* Work task *
Below are the records; print them all without any alteration.

* Entries shown *
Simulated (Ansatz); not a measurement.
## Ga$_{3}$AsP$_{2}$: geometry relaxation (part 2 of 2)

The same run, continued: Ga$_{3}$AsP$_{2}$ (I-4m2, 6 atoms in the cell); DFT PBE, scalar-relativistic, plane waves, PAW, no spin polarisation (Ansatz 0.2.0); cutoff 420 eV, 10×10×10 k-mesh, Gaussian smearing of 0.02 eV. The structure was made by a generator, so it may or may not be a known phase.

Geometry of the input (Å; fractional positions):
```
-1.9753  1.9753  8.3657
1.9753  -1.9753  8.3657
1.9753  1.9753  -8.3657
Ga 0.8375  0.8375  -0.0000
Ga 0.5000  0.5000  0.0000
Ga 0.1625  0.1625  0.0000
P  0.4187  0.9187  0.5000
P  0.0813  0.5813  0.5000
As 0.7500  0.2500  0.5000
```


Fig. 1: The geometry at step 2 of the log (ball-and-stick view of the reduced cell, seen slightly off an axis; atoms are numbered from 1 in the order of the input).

* Worked solution *
Simulated (Ansatz); not a measurement.
## Ga$_{3}$AsP$_{2}$: geometry relaxation (part 2 of 2)

The same run, continued: Ga$_{3}$AsP$_{2}$ (I-4m2, 6 atoms in the cell); DFT PBE, scalar-relativistic, plane waves, PAW, no spin polarisation (Ansatz 0.2.0); cutoff 420 eV, 10×10×10 k-mesh, Gaussian smearing of 0.02 eV. The structure was made by a generator, so it may or may not be a known phase.

Geometry of the input (Å; fractional positions):
```
-1.9753  1.9753  8.3657
1.9753  -1.9753  8.3657
1.9753  1.9753  -8.3657
Ga 0.8375  0.8375  -0.0000
Ga 0.5000  0.5000  0.0000
Ga 0.1625  0.1625  0.0000
P  0.4187  0.9187  0.5000
P  0.0813  0.5813  0.5000
As 0.7500  0.2500  0.5000
```


Fig. 1: The geometry at step 2 of the log (ball-and-stick view of the reduced cell, seen slightly off an axis; atoms are numbered from 1 in the order of the input).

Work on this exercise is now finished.